■ ■ ■
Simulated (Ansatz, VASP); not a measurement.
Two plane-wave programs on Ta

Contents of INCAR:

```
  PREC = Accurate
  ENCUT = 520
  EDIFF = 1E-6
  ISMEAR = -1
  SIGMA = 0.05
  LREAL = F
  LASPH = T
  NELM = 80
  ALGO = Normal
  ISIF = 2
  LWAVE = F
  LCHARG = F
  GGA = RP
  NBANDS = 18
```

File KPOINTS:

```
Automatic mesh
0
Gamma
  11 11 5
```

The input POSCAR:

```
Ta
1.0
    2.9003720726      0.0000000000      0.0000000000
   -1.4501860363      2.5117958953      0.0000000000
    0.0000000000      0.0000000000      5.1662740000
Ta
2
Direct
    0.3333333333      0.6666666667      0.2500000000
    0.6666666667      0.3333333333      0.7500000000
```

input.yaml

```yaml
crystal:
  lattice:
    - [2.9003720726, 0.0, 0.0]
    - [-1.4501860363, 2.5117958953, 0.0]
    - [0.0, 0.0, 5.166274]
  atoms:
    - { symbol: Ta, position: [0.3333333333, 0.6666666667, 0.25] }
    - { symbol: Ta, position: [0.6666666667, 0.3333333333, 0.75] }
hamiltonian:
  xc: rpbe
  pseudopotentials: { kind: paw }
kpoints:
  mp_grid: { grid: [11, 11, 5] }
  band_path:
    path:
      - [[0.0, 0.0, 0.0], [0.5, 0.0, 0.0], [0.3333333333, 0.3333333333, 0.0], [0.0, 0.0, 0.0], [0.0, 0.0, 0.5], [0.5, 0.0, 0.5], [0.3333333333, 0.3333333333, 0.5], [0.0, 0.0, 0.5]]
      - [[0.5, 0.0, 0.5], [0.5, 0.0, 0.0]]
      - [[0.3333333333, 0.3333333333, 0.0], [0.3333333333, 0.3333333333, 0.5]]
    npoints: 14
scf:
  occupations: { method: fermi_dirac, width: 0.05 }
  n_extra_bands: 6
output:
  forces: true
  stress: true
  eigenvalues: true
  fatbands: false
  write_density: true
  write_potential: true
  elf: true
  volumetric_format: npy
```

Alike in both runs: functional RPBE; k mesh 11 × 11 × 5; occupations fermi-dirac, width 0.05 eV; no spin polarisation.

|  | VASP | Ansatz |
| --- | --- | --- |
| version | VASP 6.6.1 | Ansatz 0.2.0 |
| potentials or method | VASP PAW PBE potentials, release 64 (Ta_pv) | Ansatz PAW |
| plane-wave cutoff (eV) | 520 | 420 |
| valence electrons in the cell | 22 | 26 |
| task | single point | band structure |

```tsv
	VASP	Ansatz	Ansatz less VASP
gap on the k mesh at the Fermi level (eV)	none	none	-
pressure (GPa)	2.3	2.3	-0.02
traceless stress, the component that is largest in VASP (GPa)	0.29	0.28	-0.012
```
■ ■ ■

- Assignment: Beginning with the first line of the records above, reproduce each line exactly, ending at the line that contains "cell | 22 | 26 |", and leave out everything else.

- Exercise answer:
Simulated (Ansatz, VASP); not a measurement.
Two plane-wave programs on Ta

Contents of INCAR:

```
  PREC = Accurate
  ENCUT = 520
  EDIFF = 1E-6
  ISMEAR = -1
  SIGMA = 0.05
  LREAL = F
  LASPH = T
  NELM = 80
  ALGO = Normal
  ISIF = 2
  LWAVE = F
  LCHARG = F
  GGA = RP
  NBANDS = 18
```

File KPOINTS:

```
Automatic mesh
0
Gamma
  11 11 5
```

The input POSCAR:

```
Ta
1.0
    2.9003720726      0.0000000000      0.0000000000
   -1.4501860363      2.5117958953      0.0000000000
    0.0000000000      0.0000000000      5.1662740000
Ta
2
Direct
    0.3333333333      0.6666666667      0.2500000000
    0.6666666667      0.3333333333      0.7500000000
```

input.yaml

```yaml
crystal:
  lattice:
    - [2.9003720726, 0.0, 0.0]
    - [-1.4501860363, 2.5117958953, 0.0]
    - [0.0, 0.0, 5.166274]
  atoms:
    - { symbol: Ta, position: [0.3333333333, 0.6666666667, 0.25] }
    - { symbol: Ta, position: [0.6666666667, 0.3333333333, 0.75] }
hamiltonian:
  xc: rpbe
  pseudopotentials: { kind: paw }
kpoints:
  mp_grid: { grid: [11, 11, 5] }
  band_path:
    path:
      - [[0.0, 0.0, 0.0], [0.5, 0.0, 0.0], [0.3333333333, 0.3333333333, 0.0], [0.0, 0.0, 0.0], [0.0, 0.0, 0.5], [0.5, 0.0, 0.5], [0.3333333333, 0.3333333333, 0.5], [0.0, 0.0, 0.5]]
      - [[0.5, 0.0, 0.5], [0.5, 0.0, 0.0]]
      - [[0.3333333333, 0.3333333333, 0.0], [0.3333333333, 0.3333333333, 0.5]]
    npoints: 14
scf:
  occupations: { method: fermi_dirac, width: 0.05 }
  n_extra_bands: 6
output:
  forces: true
  stress: true
  eigenvalues: true
  fatbands: false
  write_density: true
  write_potential: true
  elf: true
  volumetric_format: npy
```

Alike in both runs: functional RPBE; k mesh 11 × 11 × 5; occupations fermi-dirac, width 0.05 eV; no spin polarisation.

|  | VASP | Ansatz |
| --- | --- | --- |
| version | VASP 6.6.1 | Ansatz 0.2.0 |
| potentials or method | VASP PAW PBE potentials, release 64 (Ta_pv) | Ansatz PAW |
| plane-wave cutoff (eV) | 520 | 420 |
| valence electrons in the cell | 22 | 26 |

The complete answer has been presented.